-------

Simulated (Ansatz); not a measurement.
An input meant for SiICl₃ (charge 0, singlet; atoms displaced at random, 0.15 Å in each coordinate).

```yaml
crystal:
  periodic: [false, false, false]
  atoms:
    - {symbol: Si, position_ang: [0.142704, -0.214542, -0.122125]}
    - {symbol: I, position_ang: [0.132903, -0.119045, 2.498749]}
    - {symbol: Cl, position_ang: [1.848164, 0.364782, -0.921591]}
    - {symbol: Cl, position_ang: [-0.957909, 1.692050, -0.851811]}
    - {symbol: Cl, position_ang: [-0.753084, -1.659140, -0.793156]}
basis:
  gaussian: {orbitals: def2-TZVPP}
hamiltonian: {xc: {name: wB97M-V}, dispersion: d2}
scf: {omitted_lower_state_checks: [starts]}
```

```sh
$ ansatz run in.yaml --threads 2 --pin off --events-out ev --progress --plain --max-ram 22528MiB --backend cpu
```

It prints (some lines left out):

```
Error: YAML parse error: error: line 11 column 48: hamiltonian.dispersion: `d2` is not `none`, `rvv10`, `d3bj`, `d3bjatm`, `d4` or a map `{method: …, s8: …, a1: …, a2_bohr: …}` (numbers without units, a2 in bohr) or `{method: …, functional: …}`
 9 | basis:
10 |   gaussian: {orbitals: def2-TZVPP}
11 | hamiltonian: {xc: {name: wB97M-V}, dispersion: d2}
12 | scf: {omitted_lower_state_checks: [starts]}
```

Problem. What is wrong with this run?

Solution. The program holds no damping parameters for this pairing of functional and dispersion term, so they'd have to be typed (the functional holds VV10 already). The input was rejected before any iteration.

-------

> Assignment: The line with "Problem. What is wrong with this run?" marks the end; reproduce exactly every line from the start of the entries up to it, that line included.

> Task result:
Simulated (Ansatz); not a measurement.
An input meant for SiICl₃ (charge 0, singlet; atoms displaced at random, 0.15 Å in each coordinate).

```yaml
crystal:
  periodic: [false, false, false]
  atoms:
    - {symbol: Si, position_ang: [0.142704, -0.214542, -0.122125]}
    - {symbol: I, position_ang: [0.132903, -0.119045, 2.498749]}
    - {symbol: Cl, position_ang: [1.848164, 0.364782, -0.921591]}
    - {symbol: Cl, position_ang: [-0.957909, 1.692050, -0.851811]}
    - {symbol: Cl, position_ang: [-0.753084, -1.659140, -0.793156]}
basis:
  gaussian: {orbitals: def2-TZVPP}
hamiltonian: {xc: {name: wB97M-V}, dispersion: d2}
scf: {omitted_lower_state_checks: [starts]}
```

```sh
$ ansatz run in.yaml --threads 2 --pin off --events-out ev --progress --plain --max-ram 22528MiB --backend cpu
```

It prints (some lines left out):

```
Error: YAML parse error: error: line 11 column 48: hamiltonian.dispersion: `d2` is not `none`, `rvv10`, `d3bj`, `d3bjatm`, `d4` or a map `{method: …, s8: …, a1: …, a2_bohr: …}` (numbers without units, a2 in bohr) or `{method: …, functional: …}`
 9 | basis:
10 |   gaussian: {orbitals: def2-TZVPP}
11 | hamiltonian: {xc: {name: wB97M-V}, dispersion: d2}
12 | scf: {omitted_lower_state_checks: [starts]}
```

Problem. What is wrong with this run?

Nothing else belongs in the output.